▶ [TASK ITEM] Each line in the listing is to be restated exactly.

▶ [EXERCISE DATA]
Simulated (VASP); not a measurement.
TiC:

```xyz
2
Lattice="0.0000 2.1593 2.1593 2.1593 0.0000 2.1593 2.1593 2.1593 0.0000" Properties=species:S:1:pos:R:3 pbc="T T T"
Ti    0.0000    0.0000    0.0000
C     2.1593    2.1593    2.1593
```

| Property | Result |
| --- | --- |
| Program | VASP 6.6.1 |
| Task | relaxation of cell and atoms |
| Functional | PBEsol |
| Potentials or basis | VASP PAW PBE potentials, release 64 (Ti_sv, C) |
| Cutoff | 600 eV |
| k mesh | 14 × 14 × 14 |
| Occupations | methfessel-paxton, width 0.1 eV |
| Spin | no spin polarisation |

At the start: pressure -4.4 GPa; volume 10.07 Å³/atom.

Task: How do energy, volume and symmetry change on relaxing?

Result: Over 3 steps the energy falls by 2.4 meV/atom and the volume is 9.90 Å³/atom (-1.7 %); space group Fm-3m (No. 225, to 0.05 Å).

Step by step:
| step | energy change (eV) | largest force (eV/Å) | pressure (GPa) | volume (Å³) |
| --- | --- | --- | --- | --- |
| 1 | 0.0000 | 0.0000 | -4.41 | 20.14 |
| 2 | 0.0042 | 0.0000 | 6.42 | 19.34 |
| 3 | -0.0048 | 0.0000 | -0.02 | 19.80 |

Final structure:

▶ [ANSWER BOX]
Simulated (VASP); not a measurement.
TiC:

```xyz
2
Lattice="0.0000 2.1593 2.1593 2.1593 0.0000 2.1593 2.1593 2.1593 0.0000" Properties=species:S:1:pos:R:3 pbc="T T T"
Ti    0.0000    0.0000    0.0000
C     2.1593    2.1593    2.1593
```

| Property | Result |
| --- | --- |
| Program | VASP 6.6.1 |
| Task | relaxation of cell and atoms |
| Functional | PBEsol |
| Potentials or basis | VASP PAW PBE potentials, release 64 (Ti_sv, C) |
| Cutoff | 600 eV |
| k mesh | 14 × 14 × 14 |
| Occupations | methfessel-paxton, width 0.1 eV |
| Spin | no spin polarisation |

At the start: pressure -4.4 GPa; volume 10.07 Å³/atom.

Task: How do energy, volume and symmetry change on relaxing?

Result: Over 3 steps the energy falls by 2.4 meV/atom and the volume is 9.90 Å³/atom (-1.7 %); space group Fm-3m (No. 225, to 0.05 Å).

Step by step:
| step | energy change (eV) | largest force (eV/Å) | pressure (GPa) | volume (Å³) |
| --- | --- | --- | --- | --- |
| 1 | 0.0000 | 0.0000 | -4.41 | 20.14 |
| 2 | 0.0042 | 0.0000 | 6.42 | 19.34 |
| 3 | -0.0048 | 0.0000 | -0.02 | 19.80 |

Final structure:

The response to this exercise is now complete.